» Action item:
Write the records out again, exactly.

» Listed records:

┌────────

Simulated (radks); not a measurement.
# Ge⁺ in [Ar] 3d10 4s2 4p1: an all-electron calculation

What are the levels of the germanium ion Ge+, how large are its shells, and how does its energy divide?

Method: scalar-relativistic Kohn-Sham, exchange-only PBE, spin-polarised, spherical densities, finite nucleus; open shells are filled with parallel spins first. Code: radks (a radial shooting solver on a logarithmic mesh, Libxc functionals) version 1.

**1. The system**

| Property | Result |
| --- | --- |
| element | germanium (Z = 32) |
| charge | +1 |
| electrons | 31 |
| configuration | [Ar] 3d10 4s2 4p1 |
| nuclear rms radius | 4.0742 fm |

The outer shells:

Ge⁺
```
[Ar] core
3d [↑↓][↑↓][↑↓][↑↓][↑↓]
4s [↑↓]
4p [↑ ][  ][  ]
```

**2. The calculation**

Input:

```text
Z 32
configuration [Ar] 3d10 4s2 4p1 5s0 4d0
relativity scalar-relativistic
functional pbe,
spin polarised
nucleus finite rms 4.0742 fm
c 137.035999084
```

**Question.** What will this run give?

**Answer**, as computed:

└────────

» Expected answer:
Simulated (radks); not a measurement.
# Ge⁺ in [Ar] 3d10 4s2 4p1: an all-electron calculation

What are the levels of the germanium ion Ge+, how large are its shells, and how does its energy divide?

Method: scalar-relativistic Kohn-Sham, exchange-only PBE, spin-polarised, spherical densities, finite nucleus; open shells are filled with parallel spins first. Code: radks (a radial shooting solver on a logarithmic mesh, Libxc functionals) version 1.

**1. The system**

| Property | Result |
| --- | --- |
| element | germanium (Z = 32) |
| charge | +1 |
| electrons | 31 |
| configuration | [Ar] 3d10 4s2 4p1 |
| nuclear rms radius | 4.0742 fm |

The outer shells:

Ge⁺
```
[Ar] core
3d [↑↓][↑↓][↑↓][↑↓][↑↓]
4s [↑↓]
4p [↑ ][  ][  ]
```

**2. The calculation**

Input:

```text
Z 32
configuration [Ar] 3d10 4s2 4p1 5s0 4d0
relativity scalar-relativistic
functional pbe,
spin polarised
nucleus finite rms 4.0742 fm
c 137.035999084
```

**Question.** What will this run give?

**Answer**, as computed:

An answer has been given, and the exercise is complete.